-- Provided information --
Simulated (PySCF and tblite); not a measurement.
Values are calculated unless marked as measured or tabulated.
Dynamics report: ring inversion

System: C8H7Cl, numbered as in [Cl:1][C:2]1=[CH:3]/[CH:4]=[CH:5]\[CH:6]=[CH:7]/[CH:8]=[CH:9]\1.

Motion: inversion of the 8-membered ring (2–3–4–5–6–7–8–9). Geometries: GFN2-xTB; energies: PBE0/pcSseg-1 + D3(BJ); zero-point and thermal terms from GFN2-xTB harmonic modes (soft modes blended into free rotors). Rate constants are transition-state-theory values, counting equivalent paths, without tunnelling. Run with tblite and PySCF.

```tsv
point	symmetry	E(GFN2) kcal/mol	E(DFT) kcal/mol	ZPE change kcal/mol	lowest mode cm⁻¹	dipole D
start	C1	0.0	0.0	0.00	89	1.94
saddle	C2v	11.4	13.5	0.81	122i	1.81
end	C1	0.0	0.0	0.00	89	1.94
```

-- Assigned task --
Using the listing above, please repeat every entry exactly.

-- Exercise solution --
Simulated (PySCF and tblite); not a measurement.
Values are calculated unless marked as measured or tabulated.
Dynamics report: ring inversion

System: C8H7Cl, numbered as in [Cl:1][C:2]1=[CH:3]/[CH:4]=[CH:5]\[CH:6]=[CH:7]/[CH:8]=[CH:9]\1.

Motion: inversion of the 8-membered ring (2–3–4–5–6–7–8–9). Geometries: GFN2-xTB; energies: PBE0/pcSseg-1 + D3(BJ); zero-point and thermal terms from GFN2-xTB harmonic modes (soft modes blended into free rotors). Rate constants are transition-state-theory values, counting equivalent paths, without tunnelling. Run with tblite and PySCF.

```tsv
point	symmetry	E(GFN2) kcal/mol	E(DFT) kcal/mol	ZPE change kcal/mol	lowest mode cm⁻¹	dipole D
start	C1	0.0	0.0	0.00	89	1.94
saddle	C2v	11.4	13.5	0.81	122i	1.81
end	C1	0.0	0.0	0.00	89	1.94
```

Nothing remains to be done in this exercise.